------------------------------------------------------------------------

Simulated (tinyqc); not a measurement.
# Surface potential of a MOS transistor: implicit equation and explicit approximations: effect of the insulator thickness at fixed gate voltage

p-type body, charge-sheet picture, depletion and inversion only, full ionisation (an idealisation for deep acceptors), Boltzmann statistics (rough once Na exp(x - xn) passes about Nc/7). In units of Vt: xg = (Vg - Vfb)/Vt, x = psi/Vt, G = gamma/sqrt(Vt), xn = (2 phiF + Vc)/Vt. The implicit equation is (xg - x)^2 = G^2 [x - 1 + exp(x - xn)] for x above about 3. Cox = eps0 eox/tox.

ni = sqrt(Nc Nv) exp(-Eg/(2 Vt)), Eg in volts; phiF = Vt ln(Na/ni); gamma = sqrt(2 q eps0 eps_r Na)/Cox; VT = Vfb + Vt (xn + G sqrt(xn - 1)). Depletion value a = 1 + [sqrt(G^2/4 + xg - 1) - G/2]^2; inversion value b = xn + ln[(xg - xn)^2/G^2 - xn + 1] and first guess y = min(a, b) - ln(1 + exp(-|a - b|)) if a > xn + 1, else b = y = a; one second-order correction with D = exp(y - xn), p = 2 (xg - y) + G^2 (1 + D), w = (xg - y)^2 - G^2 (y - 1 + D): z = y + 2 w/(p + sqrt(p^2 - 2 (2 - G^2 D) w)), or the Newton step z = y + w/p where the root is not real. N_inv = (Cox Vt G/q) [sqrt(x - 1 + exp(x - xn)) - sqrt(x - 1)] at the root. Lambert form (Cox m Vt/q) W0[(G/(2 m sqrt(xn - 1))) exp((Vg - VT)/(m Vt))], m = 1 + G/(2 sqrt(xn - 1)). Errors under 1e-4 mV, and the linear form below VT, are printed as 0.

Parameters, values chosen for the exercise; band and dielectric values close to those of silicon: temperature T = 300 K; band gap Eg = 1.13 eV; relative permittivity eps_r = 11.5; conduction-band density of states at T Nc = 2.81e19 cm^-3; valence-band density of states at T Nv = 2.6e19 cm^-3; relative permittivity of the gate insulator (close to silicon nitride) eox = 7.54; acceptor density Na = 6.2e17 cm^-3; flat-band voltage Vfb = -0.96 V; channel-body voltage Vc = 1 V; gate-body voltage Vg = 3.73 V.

------------------------------------------------------------------------

WORK ITEM> Quote exactly the first line of the data and every line after it through the one holding "p-type body, charge-sheet".

TASK OUTPUT>
Simulated (tinyqc); not a measurement.
# Surface potential of a MOS transistor: implicit equation and explicit approximations: effect of the insulator thickness at fixed gate voltage

p-type body, charge-sheet picture, depletion and inversion only, full ionisation (an idealisation for deep acceptors), Boltzmann statistics (rough once Na exp(x - xn) passes about Nc/7). In units of Vt: xg = (Vg - Vfb)/Vt, x = psi/Vt, G = gamma/sqrt(Vt), xn = (2 phiF + Vc)/Vt. The implicit equation is (xg - x)^2 = G^2 [x - 1 + exp(x - xn)] for x above about 3. Cox = eps0 eox/tox.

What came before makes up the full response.